*** RECORDED INFORMATION ***

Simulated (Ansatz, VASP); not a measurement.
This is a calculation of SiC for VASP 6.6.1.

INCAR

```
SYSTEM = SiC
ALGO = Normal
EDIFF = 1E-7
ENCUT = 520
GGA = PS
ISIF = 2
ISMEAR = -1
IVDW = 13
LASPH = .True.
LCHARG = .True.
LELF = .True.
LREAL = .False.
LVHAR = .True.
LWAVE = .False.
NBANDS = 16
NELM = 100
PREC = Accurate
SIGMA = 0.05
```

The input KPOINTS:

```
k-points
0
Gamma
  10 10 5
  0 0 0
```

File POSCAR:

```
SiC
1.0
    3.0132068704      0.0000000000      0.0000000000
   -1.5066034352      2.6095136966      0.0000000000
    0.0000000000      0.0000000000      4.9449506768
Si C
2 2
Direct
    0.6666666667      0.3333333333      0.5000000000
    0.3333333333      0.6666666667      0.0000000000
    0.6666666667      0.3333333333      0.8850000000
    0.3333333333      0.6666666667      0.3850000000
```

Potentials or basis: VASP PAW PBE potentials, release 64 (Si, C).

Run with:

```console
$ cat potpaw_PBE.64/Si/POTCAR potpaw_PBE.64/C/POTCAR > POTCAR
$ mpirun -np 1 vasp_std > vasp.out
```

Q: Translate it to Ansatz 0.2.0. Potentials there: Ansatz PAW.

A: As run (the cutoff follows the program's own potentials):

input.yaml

*** End of RECORDED INFORMATION ***

● WORK TASK
Starting at the top of the data above, repeat every line exactly until the line containing "A: As run (the" has been given, then stop.

● TASK ANSWER
Simulated (Ansatz, VASP); not a measurement.
This is a calculation of SiC for VASP 6.6.1.

INCAR

```
SYSTEM = SiC
ALGO = Normal
EDIFF = 1E-7
ENCUT = 520
GGA = PS
ISIF = 2
ISMEAR = -1
IVDW = 13
LASPH = .True.
LCHARG = .True.
LELF = .True.
LREAL = .False.
LVHAR = .True.
LWAVE = .False.
NBANDS = 16
NELM = 100
PREC = Accurate
SIGMA = 0.05
```

The input KPOINTS:

```
k-points
0
Gamma
  10 10 5
  0 0 0
```

File POSCAR:

```
SiC
1.0
    3.0132068704      0.0000000000      0.0000000000
   -1.5066034352      2.6095136966      0.0000000000
    0.0000000000      0.0000000000      4.9449506768
Si C
2 2
Direct
    0.6666666667      0.3333333333      0.5000000000
    0.3333333333      0.6666666667      0.0000000000
    0.6666666667      0.3333333333      0.8850000000
    0.3333333333      0.6666666667      0.3850000000
```

Potentials or basis: VASP PAW PBE potentials, release 64 (Si, C).

Run with:

```console
$ cat potpaw_PBE.64/Si/POTCAR potpaw_PBE.64/C/POTCAR > POTCAR
$ mpirun -np 1 vasp_std > vasp.out
```

Q: Translate it to Ansatz 0.2.0. Potentials there: Ansatz PAW.

A: As run (the cutoff follows the program's own potentials):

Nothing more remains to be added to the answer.